**Given information:**
■ ■ ■ ■

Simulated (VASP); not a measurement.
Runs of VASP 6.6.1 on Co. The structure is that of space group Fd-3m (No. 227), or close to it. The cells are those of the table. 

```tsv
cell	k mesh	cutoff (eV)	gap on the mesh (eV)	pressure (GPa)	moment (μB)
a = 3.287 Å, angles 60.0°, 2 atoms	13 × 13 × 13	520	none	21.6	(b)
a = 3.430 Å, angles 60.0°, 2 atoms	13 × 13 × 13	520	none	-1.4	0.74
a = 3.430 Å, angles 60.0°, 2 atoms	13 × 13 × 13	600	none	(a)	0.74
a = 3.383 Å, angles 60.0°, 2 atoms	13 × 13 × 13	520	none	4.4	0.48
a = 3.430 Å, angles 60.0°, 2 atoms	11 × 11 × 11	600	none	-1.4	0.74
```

■ ■ ■ ■

**Activity:**
Having read the records above, print them out again exactly.

**Solution:**
Simulated (VASP); not a measurement.
Runs of VASP 6.6.1 on Co. The structure is that of space group Fd-3m (No. 227), or close to it. The cells are those of the table. 

```tsv
cell	k mesh	cutoff (eV)	gap on the mesh (eV)	pressure (GPa)	moment (μB)
a = 3.287 Å, angles 60.0°, 2 atoms	13 × 13 × 13	520	none	21.6	(b)
a = 3.430 Å, angles 60.0°, 2 atoms	13 × 13 × 13	520	none	-1.4	0.74
a = 3.430 Å, angles 60.0°, 2 atoms	13 × 13 × 13	600	none	(a)	0.74
a = 3.383 Å, angles 60.0°, 2 atoms	13 × 13 × 13	520	none	4.4	0.48
a = 3.430 Å, angles 60.0°, 2 atoms	11 × 11 × 11	600	none	-1.4	0.74
```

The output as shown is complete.